[ACTION ITEM] Output the data word for word. Begin at its first line and end at the line with "Caveat: the cell".

*** Opening of AVAILABLE DATA ***

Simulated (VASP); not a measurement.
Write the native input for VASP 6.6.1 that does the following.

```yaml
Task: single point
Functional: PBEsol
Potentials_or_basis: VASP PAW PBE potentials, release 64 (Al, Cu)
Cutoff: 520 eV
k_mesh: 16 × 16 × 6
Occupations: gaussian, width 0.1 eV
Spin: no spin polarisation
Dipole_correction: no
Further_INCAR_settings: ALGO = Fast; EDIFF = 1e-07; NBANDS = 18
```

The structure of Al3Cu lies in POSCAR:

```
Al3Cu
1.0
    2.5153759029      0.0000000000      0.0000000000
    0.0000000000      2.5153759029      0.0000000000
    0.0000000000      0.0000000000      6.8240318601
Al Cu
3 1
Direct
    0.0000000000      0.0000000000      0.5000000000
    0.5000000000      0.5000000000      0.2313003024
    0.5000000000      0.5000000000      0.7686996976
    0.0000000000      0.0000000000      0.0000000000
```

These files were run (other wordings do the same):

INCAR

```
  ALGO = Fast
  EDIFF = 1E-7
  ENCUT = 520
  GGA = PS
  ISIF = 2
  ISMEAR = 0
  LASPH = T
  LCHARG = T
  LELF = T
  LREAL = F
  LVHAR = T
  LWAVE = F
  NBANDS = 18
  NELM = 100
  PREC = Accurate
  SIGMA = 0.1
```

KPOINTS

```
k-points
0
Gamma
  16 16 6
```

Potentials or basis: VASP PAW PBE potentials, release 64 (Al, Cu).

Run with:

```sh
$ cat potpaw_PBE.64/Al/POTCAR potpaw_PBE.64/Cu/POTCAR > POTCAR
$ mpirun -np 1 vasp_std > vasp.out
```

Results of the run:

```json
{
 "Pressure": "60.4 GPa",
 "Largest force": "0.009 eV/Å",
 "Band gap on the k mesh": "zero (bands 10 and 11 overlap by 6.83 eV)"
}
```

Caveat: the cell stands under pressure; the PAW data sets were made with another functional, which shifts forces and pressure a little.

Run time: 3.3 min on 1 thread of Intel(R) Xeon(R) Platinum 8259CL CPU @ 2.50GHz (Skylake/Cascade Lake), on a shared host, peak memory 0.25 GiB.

*** Close of AVAILABLE DATA ***

[RESPONSE AREA]
Simulated (VASP); not a measurement.
Write the native input for VASP 6.6.1 that does the following.

```yaml
Task: single point
Functional: PBEsol
Potentials_or_basis: VASP PAW PBE potentials, release 64 (Al, Cu)
Cutoff: 520 eV
k_mesh: 16 × 16 × 6
Occupations: gaussian, width 0.1 eV
Spin: no spin polarisation
Dipole_correction: no
Further_INCAR_settings: ALGO = Fast; EDIFF = 1e-07; NBANDS = 18
```

The structure of Al3Cu lies in POSCAR:

```
Al3Cu
1.0
    2.5153759029      0.0000000000      0.0000000000
    0.0000000000      2.5153759029      0.0000000000
    0.0000000000      0.0000000000      6.8240318601
Al Cu
3 1
Direct
    0.0000000000      0.0000000000      0.5000000000
    0.5000000000      0.5000000000      0.2313003024
    0.5000000000      0.5000000000      0.7686996976
    0.0000000000      0.0000000000      0.0000000000
```

These files were run (other wordings do the same):

INCAR

```
  ALGO = Fast
  EDIFF = 1E-7
  ENCUT = 520
  GGA = PS
  ISIF = 2
  ISMEAR = 0
  LASPH = T
  LCHARG = T
  LELF = T
  LREAL = F
  LVHAR = T
  LWAVE = F
  NBANDS = 18
  NELM = 100
  PREC = Accurate
  SIGMA = 0.1
```

KPOINTS

```
k-points
0
Gamma
  16 16 6
```

Potentials or basis: VASP PAW PBE potentials, release 64 (Al, Cu).

Run with:

```sh
$ cat potpaw_PBE.64/Al/POTCAR potpaw_PBE.64/Cu/POTCAR > POTCAR
$ mpirun -np 1 vasp_std > vasp.out
```

Results of the run:

```json
{
 "Pressure": "60.4 GPa",
 "Largest force": "0.009 eV/Å",
 "Band gap on the k mesh": "zero (bands 10 and 11 overlap by 6.83 eV)"
}
```

Caveat: the cell stands under pressure; the PAW data sets were made with another functional, which shifts forces and pressure a little.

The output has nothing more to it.